## Data to examine
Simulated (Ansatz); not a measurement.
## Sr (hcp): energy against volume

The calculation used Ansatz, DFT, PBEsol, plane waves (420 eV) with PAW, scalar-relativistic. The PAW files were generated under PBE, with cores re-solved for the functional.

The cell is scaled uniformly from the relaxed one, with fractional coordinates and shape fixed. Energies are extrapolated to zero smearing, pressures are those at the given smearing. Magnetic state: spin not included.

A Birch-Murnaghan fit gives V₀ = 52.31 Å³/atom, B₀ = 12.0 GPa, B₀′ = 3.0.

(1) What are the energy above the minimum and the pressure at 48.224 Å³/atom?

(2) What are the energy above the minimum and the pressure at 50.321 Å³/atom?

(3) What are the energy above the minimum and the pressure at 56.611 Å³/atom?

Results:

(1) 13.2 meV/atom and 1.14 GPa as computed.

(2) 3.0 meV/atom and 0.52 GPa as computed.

## Work order
Give back all the data exactly as written.

## Response box
Simulated (Ansatz); not a measurement.
## Sr (hcp): energy against volume

The calculation used Ansatz, DFT, PBEsol, plane waves (420 eV) with PAW, scalar-relativistic. The PAW files were generated under PBE, with cores re-solved for the functional.

The cell is scaled uniformly from the relaxed one, with fractional coordinates and shape fixed. Energies are extrapolated to zero smearing, pressures are those at the given smearing. Magnetic state: spin not included.

A Birch-Murnaghan fit gives V₀ = 52.31 Å³/atom, B₀ = 12.0 GPa, B₀′ = 3.0.

(1) What are the energy above the minimum and the pressure at 48.224 Å³/atom?

(2) What are the energy above the minimum and the pressure at 50.321 Å³/atom?

(3) What are the energy above the minimum and the pressure at 56.611 Å³/atom?

Results:

(1) 13.2 meV/atom and 1.14 GPa as computed.

(2) 3.0 meV/atom and 0.52 GPa as computed.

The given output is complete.